— ENTRIES SUPPLIED —
Start of Block
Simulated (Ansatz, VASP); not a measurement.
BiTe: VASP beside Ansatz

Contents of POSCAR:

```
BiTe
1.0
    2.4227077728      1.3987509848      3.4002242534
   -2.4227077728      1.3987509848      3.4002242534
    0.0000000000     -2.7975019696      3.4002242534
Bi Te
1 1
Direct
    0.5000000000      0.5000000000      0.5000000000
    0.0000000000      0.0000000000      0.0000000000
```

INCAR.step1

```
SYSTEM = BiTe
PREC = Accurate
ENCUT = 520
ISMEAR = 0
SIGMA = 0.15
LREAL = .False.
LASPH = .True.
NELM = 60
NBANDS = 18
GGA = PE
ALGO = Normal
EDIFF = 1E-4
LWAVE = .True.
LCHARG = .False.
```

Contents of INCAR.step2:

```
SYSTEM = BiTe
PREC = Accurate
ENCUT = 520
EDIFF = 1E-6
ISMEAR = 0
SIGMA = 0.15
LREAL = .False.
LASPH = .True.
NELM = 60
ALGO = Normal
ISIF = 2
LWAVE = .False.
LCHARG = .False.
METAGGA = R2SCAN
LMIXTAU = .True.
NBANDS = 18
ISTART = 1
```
End of Block

— WORK REQUEST —
Send back all of the entries exactly, with nothing missing.

— WRITTEN RESPONSE —
Simulated (Ansatz, VASP); not a measurement.
BiTe: VASP beside Ansatz

Contents of POSCAR:

```
BiTe
1.0
    2.4227077728      1.3987509848      3.4002242534
   -2.4227077728      1.3987509848      3.4002242534
    0.0000000000     -2.7975019696      3.4002242534
Bi Te
1 1
Direct
    0.5000000000      0.5000000000      0.5000000000
    0.0000000000      0.0000000000      0.0000000000
```

INCAR.step1

```
SYSTEM = BiTe
PREC = Accurate
ENCUT = 520
ISMEAR = 0
SIGMA = 0.15
LREAL = .False.
LASPH = .True.
NELM = 60
NBANDS = 18
GGA = PE
ALGO = Normal
EDIFF = 1E-4
LWAVE = .True.
LCHARG = .False.
```

Contents of INCAR.step2:

```
SYSTEM = BiTe
PREC = Accurate
ENCUT = 520
EDIFF = 1E-6
ISMEAR = 0
SIGMA = 0.15
LREAL = .False.
LASPH = .True.
NELM = 60
ALGO = Normal
ISIF = 2
LWAVE = .False.
LCHARG = .False.
METAGGA = R2SCAN
LMIXTAU = .True.
NBANDS = 18
ISTART = 1
```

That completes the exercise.